Task item → Reproduce the following entries verbatim, each one complete.

Listed records →
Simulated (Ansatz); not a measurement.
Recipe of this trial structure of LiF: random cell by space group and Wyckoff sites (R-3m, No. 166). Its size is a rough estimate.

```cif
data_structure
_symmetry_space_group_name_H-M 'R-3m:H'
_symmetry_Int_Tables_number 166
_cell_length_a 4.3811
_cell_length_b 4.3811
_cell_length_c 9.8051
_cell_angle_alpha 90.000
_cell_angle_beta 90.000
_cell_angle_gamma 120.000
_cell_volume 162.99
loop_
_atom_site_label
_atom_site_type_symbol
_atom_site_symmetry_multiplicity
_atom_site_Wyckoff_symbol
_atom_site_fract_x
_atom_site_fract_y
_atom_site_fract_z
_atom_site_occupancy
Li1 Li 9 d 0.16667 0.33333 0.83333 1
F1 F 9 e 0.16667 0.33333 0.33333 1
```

Task response →
Simulated (Ansatz); not a measurement.
Recipe of this trial structure of LiF: random cell by space group and Wyckoff sites (R-3m, No. 166). Its size is a rough estimate.

```cif
data_structure
_symmetry_space_group_name_H-M 'R-3m:H'
_symmetry_Int_Tables_number 166
_cell_length_a 4.3811
_cell_length_b 4.3811
_cell_length_c 9.8051
_cell_angle_alpha 90.000
_cell_angle_beta 90.000
_cell_angle_gamma 120.000
_cell_volume 162.99
loop_
_atom_site_label
_atom_site_type_symbol
_atom_site_symmetry_multiplicity
_atom_site_Wyckoff_symbol
_atom_site_fract_x
_atom_site_fract_y
_atom_site_fract_z
_atom_site_occupancy
Li1 Li 9 d 0.16667 0.33333 0.83333 1
F1 F 9 e 0.16667 0.33333 0.33333 1
```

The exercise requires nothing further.